REQUIRED ACTION: Print the records below word for word, beginning with the first line and ending once the line containing "### 1 The cell of the first run" is printed.

RECORDS PROVIDED:
################
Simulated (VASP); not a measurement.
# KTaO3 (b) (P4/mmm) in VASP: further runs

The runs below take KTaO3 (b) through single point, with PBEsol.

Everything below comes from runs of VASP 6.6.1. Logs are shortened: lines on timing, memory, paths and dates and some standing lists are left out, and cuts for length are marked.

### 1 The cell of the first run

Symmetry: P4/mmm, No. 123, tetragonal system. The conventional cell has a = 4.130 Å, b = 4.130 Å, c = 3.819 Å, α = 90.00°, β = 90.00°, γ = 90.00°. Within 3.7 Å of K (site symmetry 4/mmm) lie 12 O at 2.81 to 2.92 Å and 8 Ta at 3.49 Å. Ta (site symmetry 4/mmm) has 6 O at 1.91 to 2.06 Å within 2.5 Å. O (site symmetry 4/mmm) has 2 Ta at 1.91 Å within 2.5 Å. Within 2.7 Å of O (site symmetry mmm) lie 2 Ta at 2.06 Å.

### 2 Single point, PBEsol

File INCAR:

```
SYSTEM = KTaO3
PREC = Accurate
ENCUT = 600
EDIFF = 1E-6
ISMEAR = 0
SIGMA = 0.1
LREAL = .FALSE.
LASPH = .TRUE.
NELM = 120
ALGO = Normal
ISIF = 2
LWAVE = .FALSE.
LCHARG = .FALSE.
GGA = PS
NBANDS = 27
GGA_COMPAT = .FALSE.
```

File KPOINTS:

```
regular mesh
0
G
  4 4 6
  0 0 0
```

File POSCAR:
################

SOLUTION:
Simulated (VASP); not a measurement.
# KTaO3 (b) (P4/mmm) in VASP: further runs

The runs below take KTaO3 (b) through single point, with PBEsol.

Everything below comes from runs of VASP 6.6.1. Logs are shortened: lines on timing, memory, paths and dates and some standing lists are left out, and cuts for length are marked.

### 1 The cell of the first run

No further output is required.